--- Given records ---
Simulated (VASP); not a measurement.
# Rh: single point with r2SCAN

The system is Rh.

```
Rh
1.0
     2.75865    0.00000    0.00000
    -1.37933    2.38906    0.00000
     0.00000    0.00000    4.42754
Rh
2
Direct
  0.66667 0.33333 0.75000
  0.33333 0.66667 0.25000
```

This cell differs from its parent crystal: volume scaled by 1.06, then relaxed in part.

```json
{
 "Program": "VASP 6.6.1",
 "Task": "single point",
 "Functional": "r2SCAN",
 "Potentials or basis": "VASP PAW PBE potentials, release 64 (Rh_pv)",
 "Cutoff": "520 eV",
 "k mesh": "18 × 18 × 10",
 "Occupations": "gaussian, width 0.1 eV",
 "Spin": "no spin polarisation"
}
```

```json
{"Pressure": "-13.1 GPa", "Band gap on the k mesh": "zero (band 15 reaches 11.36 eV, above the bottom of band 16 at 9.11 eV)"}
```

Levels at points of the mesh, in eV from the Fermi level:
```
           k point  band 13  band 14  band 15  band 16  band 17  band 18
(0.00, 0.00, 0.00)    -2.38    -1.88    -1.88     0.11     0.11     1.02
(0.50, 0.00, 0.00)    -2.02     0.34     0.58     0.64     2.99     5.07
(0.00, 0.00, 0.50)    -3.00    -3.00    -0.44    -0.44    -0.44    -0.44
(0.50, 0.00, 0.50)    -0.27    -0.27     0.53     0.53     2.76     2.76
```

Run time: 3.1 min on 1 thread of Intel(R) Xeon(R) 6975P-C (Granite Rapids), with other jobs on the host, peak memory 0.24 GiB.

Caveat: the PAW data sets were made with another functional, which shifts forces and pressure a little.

--- Work request ---
Write out exactly the lines from the start of the material through the line with "Run time: 3.1". No other output is expected.

--- Result ---
Simulated (VASP); not a measurement.
# Rh: single point with r2SCAN

The system is Rh.

```
Rh
1.0
     2.75865    0.00000    0.00000
    -1.37933    2.38906    0.00000
     0.00000    0.00000    4.42754
Rh
2
Direct
  0.66667 0.33333 0.75000
  0.33333 0.66667 0.25000
```

This cell differs from its parent crystal: volume scaled by 1.06, then relaxed in part.

```json
{
 "Program": "VASP 6.6.1",
 "Task": "single point",
 "Functional": "r2SCAN",
 "Potentials or basis": "VASP PAW PBE potentials, release 64 (Rh_pv)",
 "Cutoff": "520 eV",
 "k mesh": "18 × 18 × 10",
 "Occupations": "gaussian, width 0.1 eV",
 "Spin": "no spin polarisation"
}
```

```json
{"Pressure": "-13.1 GPa", "Band gap on the k mesh": "zero (band 15 reaches 11.36 eV, above the bottom of band 16 at 9.11 eV)"}
```

Levels at points of the mesh, in eV from the Fermi level:
```
           k point  band 13  band 14  band 15  band 16  band 17  band 18
(0.00, 0.00, 0.00)    -2.38    -1.88    -1.88     0.11     0.11     1.02
(0.50, 0.00, 0.00)    -2.02     0.34     0.58     0.64     2.99     5.07
(0.00, 0.00, 0.50)    -3.00    -3.00    -0.44    -0.44    -0.44    -0.44
(0.50, 0.00, 0.50)    -0.27    -0.27     0.53     0.53     2.76     2.76
```

Run time: 3.1 min on 1 thread of Intel(R) Xeon(R) 6975P-C (Granite Rapids), with other jobs on the host, peak memory 0.24 GiB.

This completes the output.